== Assigned task ==
Take the material below and restate it word for word, stopping after the line in which "Among the steps" occurs.

== The data ==
▬▬▬▬▬▬

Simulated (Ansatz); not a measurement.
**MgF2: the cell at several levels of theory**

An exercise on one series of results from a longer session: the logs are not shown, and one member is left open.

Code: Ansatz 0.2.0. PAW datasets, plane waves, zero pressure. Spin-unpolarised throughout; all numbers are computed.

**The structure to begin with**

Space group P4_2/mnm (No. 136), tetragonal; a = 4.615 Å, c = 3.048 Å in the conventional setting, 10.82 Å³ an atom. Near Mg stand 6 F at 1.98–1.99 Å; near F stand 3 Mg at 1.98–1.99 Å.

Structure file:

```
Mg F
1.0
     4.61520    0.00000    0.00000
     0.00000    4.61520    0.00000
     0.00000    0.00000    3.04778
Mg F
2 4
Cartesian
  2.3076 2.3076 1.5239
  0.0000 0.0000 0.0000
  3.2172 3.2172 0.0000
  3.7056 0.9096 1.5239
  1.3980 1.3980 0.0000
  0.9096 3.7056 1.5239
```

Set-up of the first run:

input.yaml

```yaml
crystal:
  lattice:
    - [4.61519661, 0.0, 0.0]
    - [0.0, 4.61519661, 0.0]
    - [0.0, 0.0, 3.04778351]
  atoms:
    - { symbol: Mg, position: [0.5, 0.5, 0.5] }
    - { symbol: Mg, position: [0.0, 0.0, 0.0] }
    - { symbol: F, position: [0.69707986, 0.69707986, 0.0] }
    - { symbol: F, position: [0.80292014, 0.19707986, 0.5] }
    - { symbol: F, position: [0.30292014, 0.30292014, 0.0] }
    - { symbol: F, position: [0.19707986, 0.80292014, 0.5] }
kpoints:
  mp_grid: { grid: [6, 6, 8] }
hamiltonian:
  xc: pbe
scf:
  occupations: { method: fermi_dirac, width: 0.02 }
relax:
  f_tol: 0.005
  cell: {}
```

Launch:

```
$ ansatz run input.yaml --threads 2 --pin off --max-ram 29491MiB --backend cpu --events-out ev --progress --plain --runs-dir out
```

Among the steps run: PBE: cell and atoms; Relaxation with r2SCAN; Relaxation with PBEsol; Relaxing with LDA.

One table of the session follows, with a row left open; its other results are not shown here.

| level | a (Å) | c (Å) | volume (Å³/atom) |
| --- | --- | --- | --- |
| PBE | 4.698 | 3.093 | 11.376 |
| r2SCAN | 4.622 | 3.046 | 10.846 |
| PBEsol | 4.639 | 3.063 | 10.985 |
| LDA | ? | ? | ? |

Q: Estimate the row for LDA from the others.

▬▬▬▬▬▬

== Task answer ==
Simulated (Ansatz); not a measurement.
**MgF2: the cell at several levels of theory**

An exercise on one series of results from a longer session: the logs are not shown, and one member is left open.

Code: Ansatz 0.2.0. PAW datasets, plane waves, zero pressure. Spin-unpolarised throughout; all numbers are computed.

**The structure to begin with**

Space group P4_2/mnm (No. 136), tetragonal; a = 4.615 Å, c = 3.048 Å in the conventional setting, 10.82 Å³ an atom. Near Mg stand 6 F at 1.98–1.99 Å; near F stand 3 Mg at 1.98–1.99 Å.

Structure file:

```
Mg F
1.0
     4.61520    0.00000    0.00000
     0.00000    4.61520    0.00000
     0.00000    0.00000    3.04778
Mg F
2 4
Cartesian
  2.3076 2.3076 1.5239
  0.0000 0.0000 0.0000
  3.2172 3.2172 0.0000
  3.7056 0.9096 1.5239
  1.3980 1.3980 0.0000
  0.9096 3.7056 1.5239
```

Set-up of the first run:

input.yaml

```yaml
crystal:
  lattice:
    - [4.61519661, 0.0, 0.0]
    - [0.0, 4.61519661, 0.0]
    - [0.0, 0.0, 3.04778351]
  atoms:
    - { symbol: Mg, position: [0.5, 0.5, 0.5] }
    - { symbol: Mg, position: [0.0, 0.0, 0.0] }
    - { symbol: F, position: [0.69707986, 0.69707986, 0.0] }
    - { symbol: F, position: [0.80292014, 0.19707986, 0.5] }
    - { symbol: F, position: [0.30292014, 0.30292014, 0.0] }
    - { symbol: F, position: [0.19707986, 0.80292014, 0.5] }
kpoints:
  mp_grid: { grid: [6, 6, 8] }
hamiltonian:
  xc: pbe
scf:
  occupations: { method: fermi_dirac, width: 0.02 }
relax:
  f_tol: 0.005
  cell: {}
```

Launch:

```
$ ansatz run input.yaml --threads 2 --pin off --max-ram 29491MiB --backend cpu --events-out ev --progress --plain --runs-dir out
```

Among the steps run: PBE: cell and atoms; Relaxation with r2SCAN; Relaxation with PBEsol; Relaxing with LDA.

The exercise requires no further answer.